### RECORDED DATA
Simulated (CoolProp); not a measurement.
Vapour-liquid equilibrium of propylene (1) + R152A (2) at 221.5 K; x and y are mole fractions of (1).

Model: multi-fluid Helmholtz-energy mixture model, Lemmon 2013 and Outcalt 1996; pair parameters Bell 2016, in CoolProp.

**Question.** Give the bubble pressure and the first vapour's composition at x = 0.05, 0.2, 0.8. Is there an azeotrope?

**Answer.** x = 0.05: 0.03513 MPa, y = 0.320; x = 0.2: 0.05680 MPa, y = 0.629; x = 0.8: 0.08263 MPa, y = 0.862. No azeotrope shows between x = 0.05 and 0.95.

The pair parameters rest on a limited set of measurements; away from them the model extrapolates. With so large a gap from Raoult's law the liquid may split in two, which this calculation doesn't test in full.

### ACTIVITY
The response has to give back every record verbatim.

### ANSWER AREA
Simulated (CoolProp); not a measurement.
Vapour-liquid equilibrium of propylene (1) + R152A (2) at 221.5 K; x and y are mole fractions of (1).

Model: multi-fluid Helmholtz-energy mixture model, Lemmon 2013 and Outcalt 1996; pair parameters Bell 2016, in CoolProp.

**Question.** Give the bubble pressure and the first vapour's composition at x = 0.05, 0.2, 0.8. Is there an azeotrope?

**Answer.** x = 0.05: 0.03513 MPa, y = 0.320; x = 0.2: 0.05680 MPa, y = 0.629; x = 0.8: 0.08263 MPa, y = 0.862. No azeotrope shows between x = 0.05 and 0.95.

The pair parameters rest on a limited set of measurements; away from them the model extrapolates. With so large a gap from Raoult's law the liquid may split in two, which this calculation doesn't test in full.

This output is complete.